ENTRIES SUPPLIED -
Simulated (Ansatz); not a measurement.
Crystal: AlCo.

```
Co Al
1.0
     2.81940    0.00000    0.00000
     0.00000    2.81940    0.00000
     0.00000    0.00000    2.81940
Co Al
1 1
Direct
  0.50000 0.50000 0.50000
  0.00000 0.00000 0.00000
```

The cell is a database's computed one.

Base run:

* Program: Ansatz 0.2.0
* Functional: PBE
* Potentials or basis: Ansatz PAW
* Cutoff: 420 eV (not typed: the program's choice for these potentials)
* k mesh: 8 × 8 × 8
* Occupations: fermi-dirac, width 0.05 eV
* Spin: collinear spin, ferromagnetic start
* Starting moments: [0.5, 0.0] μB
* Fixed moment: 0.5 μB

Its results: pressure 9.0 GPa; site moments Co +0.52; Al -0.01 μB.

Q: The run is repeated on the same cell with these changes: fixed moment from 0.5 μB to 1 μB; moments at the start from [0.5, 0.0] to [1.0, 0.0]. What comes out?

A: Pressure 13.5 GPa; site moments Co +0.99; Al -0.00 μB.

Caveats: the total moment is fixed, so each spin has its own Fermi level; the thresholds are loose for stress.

WORK REQUEST -
In the listing above, find the line with "Crystal: AlCo." and the line with "A: Pressure 13.5", then print exactly those two lines and every line between them, and nothing more.

EXERCISE ANSWER -
Crystal: AlCo.

```
Co Al
1.0
     2.81940    0.00000    0.00000
     0.00000    2.81940    0.00000
     0.00000    0.00000    2.81940
Co Al
1 1
Direct
  0.50000 0.50000 0.50000
  0.00000 0.00000 0.00000
```

The cell is a database's computed one.

Base run:

* Program: Ansatz 0.2.0
* Functional: PBE
* Potentials or basis: Ansatz PAW
* Cutoff: 420 eV (not typed: the program's choice for these potentials)
* k mesh: 8 × 8 × 8
* Occupations: fermi-dirac, width 0.05 eV
* Spin: collinear spin, ferromagnetic start
* Starting moments: [0.5, 0.0] μB
* Fixed moment: 0.5 μB

Its results: pressure 9.0 GPa; site moments Co +0.52; Al -0.01 μB.

Q: The run is repeated on the same cell with these changes: fixed moment from 0.5 μB to 1 μB; moments at the start from [0.5, 0.0] to [1.0, 0.0]. What comes out?

A: Pressure 13.5 GPa; site moments Co +0.99; Al -0.00 μB.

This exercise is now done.